§ Assignment
From the first line to the last, write out the material exactly.

*** Opening Supplied information ***

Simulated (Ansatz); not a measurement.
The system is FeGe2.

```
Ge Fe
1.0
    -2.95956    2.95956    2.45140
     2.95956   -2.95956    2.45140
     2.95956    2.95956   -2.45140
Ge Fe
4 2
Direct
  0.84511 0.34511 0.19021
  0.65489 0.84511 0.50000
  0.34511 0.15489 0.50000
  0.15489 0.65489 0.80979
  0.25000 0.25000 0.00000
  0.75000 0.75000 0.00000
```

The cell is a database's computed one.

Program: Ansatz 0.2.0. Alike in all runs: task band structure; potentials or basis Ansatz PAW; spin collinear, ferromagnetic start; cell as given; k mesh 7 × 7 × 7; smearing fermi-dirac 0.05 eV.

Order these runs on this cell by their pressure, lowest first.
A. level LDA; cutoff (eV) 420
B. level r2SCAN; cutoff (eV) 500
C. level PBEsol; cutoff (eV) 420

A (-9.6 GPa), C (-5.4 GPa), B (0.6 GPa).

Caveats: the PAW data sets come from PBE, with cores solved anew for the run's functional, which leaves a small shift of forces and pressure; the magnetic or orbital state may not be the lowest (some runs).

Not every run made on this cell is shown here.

*** Closing Supplied information ***

§ Written reply
Simulated (Ansatz); not a measurement.
The system is FeGe2.

```
Ge Fe
1.0
    -2.95956    2.95956    2.45140
     2.95956   -2.95956    2.45140
     2.95956    2.95956   -2.45140
Ge Fe
4 2
Direct
  0.84511 0.34511 0.19021
  0.65489 0.84511 0.50000
  0.34511 0.15489 0.50000
  0.15489 0.65489 0.80979
  0.25000 0.25000 0.00000
  0.75000 0.75000 0.00000
```

The cell is a database's computed one.

Program: Ansatz 0.2.0. Alike in all runs: task band structure; potentials or basis Ansatz PAW; spin collinear, ferromagnetic start; cell as given; k mesh 7 × 7 × 7; smearing fermi-dirac 0.05 eV.

Order these runs on this cell by their pressure, lowest first.
A. level LDA; cutoff (eV) 420
B. level r2SCAN; cutoff (eV) 500
C. level PBEsol; cutoff (eV) 420

A (-9.6 GPa), C (-5.4 GPa), B (0.6 GPa).

Caveats: the PAW data sets come from PBE, with cores solved anew for the run's functional, which leaves a small shift of forces and pressure; the magnetic or orbital state may not be the lowest (some runs).

Not every run made on this cell is shown here.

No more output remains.